WORK ORDER:
Set down, character for character, everything in the records below from the line holding "Q: What does it give for the pressure?" down to the line holding "A: -1.5 GPa.", and no other line.

☆ ☆ ☆
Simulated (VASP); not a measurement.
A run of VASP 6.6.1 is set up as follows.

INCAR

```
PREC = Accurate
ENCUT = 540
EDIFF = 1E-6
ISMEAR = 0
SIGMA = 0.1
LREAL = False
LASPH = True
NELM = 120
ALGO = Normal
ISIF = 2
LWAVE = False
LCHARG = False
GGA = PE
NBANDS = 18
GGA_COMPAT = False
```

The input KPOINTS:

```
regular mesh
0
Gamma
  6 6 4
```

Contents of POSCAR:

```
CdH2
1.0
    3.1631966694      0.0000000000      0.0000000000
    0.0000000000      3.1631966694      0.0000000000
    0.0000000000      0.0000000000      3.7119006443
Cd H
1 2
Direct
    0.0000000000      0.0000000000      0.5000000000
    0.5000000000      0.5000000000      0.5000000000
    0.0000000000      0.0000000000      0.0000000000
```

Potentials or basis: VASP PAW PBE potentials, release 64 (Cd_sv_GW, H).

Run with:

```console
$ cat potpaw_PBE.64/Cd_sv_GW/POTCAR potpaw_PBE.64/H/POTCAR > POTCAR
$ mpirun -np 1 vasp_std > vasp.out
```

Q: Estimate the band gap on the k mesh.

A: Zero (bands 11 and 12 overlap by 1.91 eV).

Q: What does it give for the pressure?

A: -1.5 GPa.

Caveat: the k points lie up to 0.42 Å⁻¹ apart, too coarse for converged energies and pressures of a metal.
☆ ☆ ☆

EXERCISE RESPONSE:
Q: What does it give for the pressure?

A: -1.5 GPa.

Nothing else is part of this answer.